Requirement:
Take the entries that follow and return exactly the lines from the one holding "4.71 | 110 | 0 |" through the one holding "Q: What does", both included. Nothing else is needed.

BEGIN

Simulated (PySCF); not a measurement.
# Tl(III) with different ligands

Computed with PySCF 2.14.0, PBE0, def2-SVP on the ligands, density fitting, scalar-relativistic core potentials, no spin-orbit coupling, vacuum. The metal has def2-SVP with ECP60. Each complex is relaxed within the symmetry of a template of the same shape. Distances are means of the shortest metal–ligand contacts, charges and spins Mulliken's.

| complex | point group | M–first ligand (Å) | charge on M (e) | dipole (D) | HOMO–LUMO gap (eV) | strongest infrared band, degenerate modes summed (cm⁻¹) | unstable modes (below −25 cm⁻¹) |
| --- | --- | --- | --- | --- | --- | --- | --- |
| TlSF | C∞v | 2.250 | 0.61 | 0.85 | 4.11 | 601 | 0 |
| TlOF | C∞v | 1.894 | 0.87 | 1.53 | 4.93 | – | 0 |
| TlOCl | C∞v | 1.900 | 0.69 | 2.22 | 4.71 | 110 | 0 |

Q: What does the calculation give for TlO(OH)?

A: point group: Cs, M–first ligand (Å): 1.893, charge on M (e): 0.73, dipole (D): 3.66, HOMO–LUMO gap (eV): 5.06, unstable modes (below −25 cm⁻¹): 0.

END

Task result:
| TlOCl | C∞v | 1.900 | 0.69 | 2.22 | 4.71 | 110 | 0 |

Q: What does the calculation give for TlO(OH)?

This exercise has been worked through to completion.